Required action ->
Print the records below from the first line through the line containing "## Step 1: Set-up", both included, word for word.

Data supplied ->
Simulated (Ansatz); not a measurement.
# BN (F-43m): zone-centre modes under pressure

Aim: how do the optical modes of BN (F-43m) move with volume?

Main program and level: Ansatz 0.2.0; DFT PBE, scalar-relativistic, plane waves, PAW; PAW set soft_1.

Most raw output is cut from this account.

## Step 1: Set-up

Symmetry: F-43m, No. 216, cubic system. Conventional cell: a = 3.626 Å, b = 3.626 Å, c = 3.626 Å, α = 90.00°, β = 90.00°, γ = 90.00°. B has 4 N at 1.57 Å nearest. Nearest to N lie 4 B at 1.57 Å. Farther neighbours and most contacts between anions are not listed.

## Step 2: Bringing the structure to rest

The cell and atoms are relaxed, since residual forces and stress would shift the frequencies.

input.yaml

Worked solution ->
Simulated (Ansatz); not a measurement.
# BN (F-43m): zone-centre modes under pressure

Aim: how do the optical modes of BN (F-43m) move with volume?

Main program and level: Ansatz 0.2.0; DFT PBE, scalar-relativistic, plane waves, PAW; PAW set soft_1.

Most raw output is cut from this account.

## Step 1: Set-up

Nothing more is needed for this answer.